> [Activity] In the data that follows, find the line with "We begin with"; transcribe it, every later line up to the one with "Plain PBE isn't shown in this study.", and that line as well, exactly and with no others.

_ _ _ _ _

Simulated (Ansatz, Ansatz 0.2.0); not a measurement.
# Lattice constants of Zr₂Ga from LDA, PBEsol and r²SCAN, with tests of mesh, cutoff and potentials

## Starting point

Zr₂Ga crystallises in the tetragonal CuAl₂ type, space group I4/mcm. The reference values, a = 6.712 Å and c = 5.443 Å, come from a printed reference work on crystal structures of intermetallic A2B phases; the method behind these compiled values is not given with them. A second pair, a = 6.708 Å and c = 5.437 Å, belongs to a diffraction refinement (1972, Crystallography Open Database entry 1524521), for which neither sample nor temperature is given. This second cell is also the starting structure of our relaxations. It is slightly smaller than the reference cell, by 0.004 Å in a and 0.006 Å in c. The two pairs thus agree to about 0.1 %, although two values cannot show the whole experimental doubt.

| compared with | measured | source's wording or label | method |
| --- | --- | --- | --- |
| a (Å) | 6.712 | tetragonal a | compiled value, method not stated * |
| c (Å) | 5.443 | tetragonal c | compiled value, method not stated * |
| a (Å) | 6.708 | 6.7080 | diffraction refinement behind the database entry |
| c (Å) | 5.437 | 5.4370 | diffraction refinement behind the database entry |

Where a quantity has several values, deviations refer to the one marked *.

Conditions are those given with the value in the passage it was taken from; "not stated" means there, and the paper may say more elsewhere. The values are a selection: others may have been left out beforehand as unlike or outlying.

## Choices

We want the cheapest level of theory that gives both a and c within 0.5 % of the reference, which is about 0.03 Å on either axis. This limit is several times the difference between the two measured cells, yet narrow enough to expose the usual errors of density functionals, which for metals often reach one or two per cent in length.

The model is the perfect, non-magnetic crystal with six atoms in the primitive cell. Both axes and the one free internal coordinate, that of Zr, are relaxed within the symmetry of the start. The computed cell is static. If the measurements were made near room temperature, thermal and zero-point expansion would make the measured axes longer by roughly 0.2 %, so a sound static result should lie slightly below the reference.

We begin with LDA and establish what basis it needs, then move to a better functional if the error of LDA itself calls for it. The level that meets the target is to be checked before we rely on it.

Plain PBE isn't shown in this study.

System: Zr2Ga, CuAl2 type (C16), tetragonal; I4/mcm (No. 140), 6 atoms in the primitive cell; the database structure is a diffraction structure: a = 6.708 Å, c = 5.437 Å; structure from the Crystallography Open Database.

_ _ _ _ _

> [Solution]
We begin with LDA and establish what basis it needs, then move to a better functional if the error of LDA itself calls for it. The level that meets the target is to be checked before we rely on it.

Plain PBE isn't shown in this study.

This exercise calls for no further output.